Only the lines from the beginning of the data below through the line that contains "0.012 eV/Å." should be repeated, exactly as written.

BEGIN DATA

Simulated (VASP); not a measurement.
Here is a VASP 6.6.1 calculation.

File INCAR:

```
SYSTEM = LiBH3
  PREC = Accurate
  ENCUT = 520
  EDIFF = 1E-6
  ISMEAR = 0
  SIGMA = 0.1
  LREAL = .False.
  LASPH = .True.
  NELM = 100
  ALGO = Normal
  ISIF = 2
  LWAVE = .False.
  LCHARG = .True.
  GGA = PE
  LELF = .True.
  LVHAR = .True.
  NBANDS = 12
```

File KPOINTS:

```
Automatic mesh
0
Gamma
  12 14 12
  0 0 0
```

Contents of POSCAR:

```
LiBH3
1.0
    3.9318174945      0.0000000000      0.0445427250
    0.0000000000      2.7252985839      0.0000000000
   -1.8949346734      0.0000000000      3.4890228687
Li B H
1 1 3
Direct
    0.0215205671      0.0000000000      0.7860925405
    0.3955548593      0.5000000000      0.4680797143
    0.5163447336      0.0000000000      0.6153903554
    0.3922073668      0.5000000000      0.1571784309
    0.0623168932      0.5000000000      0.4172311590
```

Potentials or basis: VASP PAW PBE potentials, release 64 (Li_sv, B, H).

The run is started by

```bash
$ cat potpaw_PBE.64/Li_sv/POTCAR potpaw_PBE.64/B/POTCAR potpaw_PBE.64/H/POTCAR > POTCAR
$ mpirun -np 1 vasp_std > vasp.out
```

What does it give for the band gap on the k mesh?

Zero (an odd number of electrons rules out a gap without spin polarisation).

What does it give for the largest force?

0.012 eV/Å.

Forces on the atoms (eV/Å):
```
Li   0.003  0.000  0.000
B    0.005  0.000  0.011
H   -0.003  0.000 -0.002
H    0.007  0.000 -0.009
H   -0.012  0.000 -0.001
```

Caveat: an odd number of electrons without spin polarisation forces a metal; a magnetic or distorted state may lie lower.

END DATA

TASK ANSWER:
Simulated (VASP); not a measurement.
Here is a VASP 6.6.1 calculation.

File INCAR:

```
SYSTEM = LiBH3
  PREC = Accurate
  ENCUT = 520
  EDIFF = 1E-6
  ISMEAR = 0
  SIGMA = 0.1
  LREAL = .False.
  LASPH = .True.
  NELM = 100
  ALGO = Normal
  ISIF = 2
  LWAVE = .False.
  LCHARG = .True.
  GGA = PE
  LELF = .True.
  LVHAR = .True.
  NBANDS = 12
```

File KPOINTS:

```
Automatic mesh
0
Gamma
  12 14 12
  0 0 0
```

Contents of POSCAR:

```
LiBH3
1.0
    3.9318174945      0.0000000000      0.0445427250
    0.0000000000      2.7252985839      0.0000000000
   -1.8949346734      0.0000000000      3.4890228687
Li B H
1 1 3
Direct
    0.0215205671      0.0000000000      0.7860925405
    0.3955548593      0.5000000000      0.4680797143
    0.5163447336      0.0000000000      0.6153903554
    0.3922073668      0.5000000000      0.1571784309
    0.0623168932      0.5000000000      0.4172311590
```

Potentials or basis: VASP PAW PBE potentials, release 64 (Li_sv, B, H).

The run is started by

```bash
$ cat potpaw_PBE.64/Li_sv/POTCAR potpaw_PBE.64/B/POTCAR potpaw_PBE.64/H/POTCAR > POTCAR
$ mpirun -np 1 vasp_std > vasp.out
```

What does it give for the band gap on the k mesh?

Zero (an odd number of electrons rules out a gap without spin polarisation).

What does it give for the largest force?

0.012 eV/Å.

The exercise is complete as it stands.